▶ _Required action_: Reproduce, please, only the lines from the first line below to the line containing "A k mesh can", inclusive.

*** Block opens ***

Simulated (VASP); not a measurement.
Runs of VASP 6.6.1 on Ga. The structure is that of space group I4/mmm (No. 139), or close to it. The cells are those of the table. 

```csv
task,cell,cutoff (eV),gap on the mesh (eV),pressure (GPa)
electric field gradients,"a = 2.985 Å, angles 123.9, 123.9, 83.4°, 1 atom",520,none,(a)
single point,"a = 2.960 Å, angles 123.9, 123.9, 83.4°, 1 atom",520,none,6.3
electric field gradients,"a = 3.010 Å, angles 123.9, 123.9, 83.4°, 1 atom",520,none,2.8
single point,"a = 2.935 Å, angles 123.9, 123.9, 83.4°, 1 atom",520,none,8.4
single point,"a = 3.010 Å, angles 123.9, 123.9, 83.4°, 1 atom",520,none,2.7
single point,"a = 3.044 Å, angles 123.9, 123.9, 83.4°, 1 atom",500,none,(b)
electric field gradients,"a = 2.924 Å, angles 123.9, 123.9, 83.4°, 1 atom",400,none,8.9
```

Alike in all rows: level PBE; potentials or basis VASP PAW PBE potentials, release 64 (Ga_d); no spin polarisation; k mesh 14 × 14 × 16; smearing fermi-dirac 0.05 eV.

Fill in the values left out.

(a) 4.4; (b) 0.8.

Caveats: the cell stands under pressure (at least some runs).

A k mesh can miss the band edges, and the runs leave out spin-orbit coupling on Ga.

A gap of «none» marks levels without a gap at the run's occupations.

*** Block closes ***

▶ _Written solution_:
Simulated (VASP); not a measurement.
Runs of VASP 6.6.1 on Ga. The structure is that of space group I4/mmm (No. 139), or close to it. The cells are those of the table. 

```csv
task,cell,cutoff (eV),gap on the mesh (eV),pressure (GPa)
electric field gradients,"a = 2.985 Å, angles 123.9, 123.9, 83.4°, 1 atom",520,none,(a)
single point,"a = 2.960 Å, angles 123.9, 123.9, 83.4°, 1 atom",520,none,6.3
electric field gradients,"a = 3.010 Å, angles 123.9, 123.9, 83.4°, 1 atom",520,none,2.8
single point,"a = 2.935 Å, angles 123.9, 123.9, 83.4°, 1 atom",520,none,8.4
single point,"a = 3.010 Å, angles 123.9, 123.9, 83.4°, 1 atom",520,none,2.7
single point,"a = 3.044 Å, angles 123.9, 123.9, 83.4°, 1 atom",500,none,(b)
electric field gradients,"a = 2.924 Å, angles 123.9, 123.9, 83.4°, 1 atom",400,none,8.9
```

Alike in all rows: level PBE; potentials or basis VASP PAW PBE potentials, release 64 (Ga_d); no spin polarisation; k mesh 14 × 14 × 16; smearing fermi-dirac 0.05 eV.

Fill in the values left out.

(a) 4.4; (b) 0.8.

Caveats: the cell stands under pressure (at least some runs).

A k mesh can miss the band edges, and the runs leave out spin-orbit coupling on Ga.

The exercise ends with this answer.